Work order: Transcribe the records underneath word for word, and leave no line out.

[[ Supplied material, beginning ]]
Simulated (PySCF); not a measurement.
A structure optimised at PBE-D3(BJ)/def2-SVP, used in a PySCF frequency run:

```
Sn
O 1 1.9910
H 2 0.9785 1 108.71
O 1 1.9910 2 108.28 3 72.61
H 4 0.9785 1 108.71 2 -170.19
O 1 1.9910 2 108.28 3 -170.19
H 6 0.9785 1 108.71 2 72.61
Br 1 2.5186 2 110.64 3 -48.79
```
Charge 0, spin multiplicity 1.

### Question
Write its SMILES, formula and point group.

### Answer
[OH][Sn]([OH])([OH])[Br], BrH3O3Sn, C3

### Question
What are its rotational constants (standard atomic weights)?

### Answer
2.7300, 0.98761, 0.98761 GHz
[[ Supplied material, end ]]

Written response:
Simulated (PySCF); not a measurement.
A structure optimised at PBE-D3(BJ)/def2-SVP, used in a PySCF frequency run:

```
Sn
O 1 1.9910
H 2 0.9785 1 108.71
O 1 1.9910 2 108.28 3 72.61
H 4 0.9785 1 108.71 2 -170.19
O 1 1.9910 2 108.28 3 -170.19
H 6 0.9785 1 108.71 2 72.61
Br 1 2.5186 2 110.64 3 -48.79
```
Charge 0, spin multiplicity 1.

### Question
Write its SMILES, formula and point group.

### Answer
[OH][Sn]([OH])([OH])[Br], BrH3O3Sn, C3

### Question
What are its rotational constants (standard atomic weights)?

### Answer
2.7300, 0.98761, 0.98761 GHz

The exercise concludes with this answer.